**Data:**
•••

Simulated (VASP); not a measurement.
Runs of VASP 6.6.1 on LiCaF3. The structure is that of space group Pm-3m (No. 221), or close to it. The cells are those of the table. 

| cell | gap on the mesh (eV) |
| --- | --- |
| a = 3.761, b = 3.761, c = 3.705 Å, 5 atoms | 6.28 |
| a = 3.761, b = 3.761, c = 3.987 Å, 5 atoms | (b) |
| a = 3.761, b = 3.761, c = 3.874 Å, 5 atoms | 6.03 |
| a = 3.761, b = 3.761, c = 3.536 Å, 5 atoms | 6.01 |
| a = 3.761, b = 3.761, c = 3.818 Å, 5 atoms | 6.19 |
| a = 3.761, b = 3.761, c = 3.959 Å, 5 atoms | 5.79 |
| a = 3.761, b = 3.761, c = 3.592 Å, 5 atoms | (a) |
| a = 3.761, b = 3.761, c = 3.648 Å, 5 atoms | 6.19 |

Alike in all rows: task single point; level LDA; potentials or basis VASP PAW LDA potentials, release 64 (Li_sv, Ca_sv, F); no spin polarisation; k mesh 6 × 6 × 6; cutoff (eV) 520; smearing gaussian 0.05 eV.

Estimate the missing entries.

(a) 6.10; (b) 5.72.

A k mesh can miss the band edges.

•••

**Required action:**
Transcribe the records above exactly, from the opening line down to and including the line with "(a) 6.10; (b) 5.72.".

**Response:**
Simulated (VASP); not a measurement.
Runs of VASP 6.6.1 on LiCaF3. The structure is that of space group Pm-3m (No. 221), or close to it. The cells are those of the table. 

| cell | gap on the mesh (eV) |
| --- | --- |
| a = 3.761, b = 3.761, c = 3.705 Å, 5 atoms | 6.28 |
| a = 3.761, b = 3.761, c = 3.987 Å, 5 atoms | (b) |
| a = 3.761, b = 3.761, c = 3.874 Å, 5 atoms | 6.03 |
| a = 3.761, b = 3.761, c = 3.536 Å, 5 atoms | 6.01 |
| a = 3.761, b = 3.761, c = 3.818 Å, 5 atoms | 6.19 |
| a = 3.761, b = 3.761, c = 3.959 Å, 5 atoms | 5.79 |
| a = 3.761, b = 3.761, c = 3.592 Å, 5 atoms | (a) |
| a = 3.761, b = 3.761, c = 3.648 Å, 5 atoms | 6.19 |

Alike in all rows: task single point; level LDA; potentials or basis VASP PAW LDA potentials, release 64 (Li_sv, Ca_sv, F); no spin polarisation; k mesh 6 × 6 × 6; cutoff (eV) 520; smearing gaussian 0.05 eV.

Estimate the missing entries.

(a) 6.10; (b) 5.72.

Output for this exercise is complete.